→ **WORK REQUEST**:
Every record below is to be reproduced exactly.

→ **MATERIAL SHOWN**:
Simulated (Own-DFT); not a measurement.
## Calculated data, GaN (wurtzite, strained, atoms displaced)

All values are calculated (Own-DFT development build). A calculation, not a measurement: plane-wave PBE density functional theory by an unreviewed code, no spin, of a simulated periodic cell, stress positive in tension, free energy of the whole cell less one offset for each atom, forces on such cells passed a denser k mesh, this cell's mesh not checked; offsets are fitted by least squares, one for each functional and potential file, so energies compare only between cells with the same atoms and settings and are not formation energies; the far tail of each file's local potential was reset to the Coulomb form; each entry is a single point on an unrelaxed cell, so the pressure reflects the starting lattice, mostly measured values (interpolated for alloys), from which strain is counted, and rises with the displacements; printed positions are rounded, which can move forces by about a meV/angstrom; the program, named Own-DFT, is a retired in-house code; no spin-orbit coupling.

→ **EXERCISE RESULT**:
Simulated (Own-DFT); not a measurement.
## Calculated data, GaN (wurtzite, strained, atoms displaced)

All values are calculated (Own-DFT development build). A calculation, not a measurement: plane-wave PBE density functional theory by an unreviewed code, no spin, of a simulated periodic cell, stress positive in tension, free energy of the whole cell less one offset for each atom, forces on such cells passed a denser k mesh, this cell's mesh not checked; offsets are fitted by least squares, one for each functional and potential file, so energies compare only between cells with the same atoms and settings and are not formation energies; the far tail of each file's local potential was reset to the Coulomb form; each entry is a single point on an unrelaxed cell, so the pressure reflects the starting lattice, mostly measured values (interpolated for alloys), from which strain is counted, and rises with the displacements; printed positions are rounded, which can move forces by about a meV/angstrom; the program, named Own-DFT, is a retired in-house code; no spin-orbit coupling.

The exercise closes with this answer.